----------------

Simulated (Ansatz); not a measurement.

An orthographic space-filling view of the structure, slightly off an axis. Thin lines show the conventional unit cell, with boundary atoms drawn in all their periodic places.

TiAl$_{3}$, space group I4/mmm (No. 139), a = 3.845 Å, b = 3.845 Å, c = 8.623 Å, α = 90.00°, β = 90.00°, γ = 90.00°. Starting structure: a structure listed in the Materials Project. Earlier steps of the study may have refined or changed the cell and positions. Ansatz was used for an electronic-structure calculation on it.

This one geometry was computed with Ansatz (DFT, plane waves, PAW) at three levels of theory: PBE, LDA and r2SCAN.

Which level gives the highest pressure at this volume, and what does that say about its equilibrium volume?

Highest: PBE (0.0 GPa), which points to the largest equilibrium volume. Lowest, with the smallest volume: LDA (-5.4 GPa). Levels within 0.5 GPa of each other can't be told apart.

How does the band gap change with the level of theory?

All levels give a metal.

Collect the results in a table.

----------------

- **Required action**
Reply with an exact transcription of the material above.

- **Answer space**
Simulated (Ansatz); not a measurement.

An orthographic space-filling view of the structure, slightly off an axis. Thin lines show the conventional unit cell, with boundary atoms drawn in all their periodic places.

TiAl$_{3}$, space group I4/mmm (No. 139), a = 3.845 Å, b = 3.845 Å, c = 8.623 Å, α = 90.00°, β = 90.00°, γ = 90.00°. Starting structure: a structure listed in the Materials Project. Earlier steps of the study may have refined or changed the cell and positions. Ansatz was used for an electronic-structure calculation on it.

This one geometry was computed with Ansatz (DFT, plane waves, PAW) at three levels of theory: PBE, LDA and r2SCAN.

Which level gives the highest pressure at this volume, and what does that say about its equilibrium volume?

Highest: PBE (0.0 GPa), which points to the largest equilibrium volume. Lowest, with the smallest volume: LDA (-5.4 GPa). Levels within 0.5 GPa of each other can't be told apart.

How does the band gap change with the level of theory?

All levels give a metal.

Collect the results in a table.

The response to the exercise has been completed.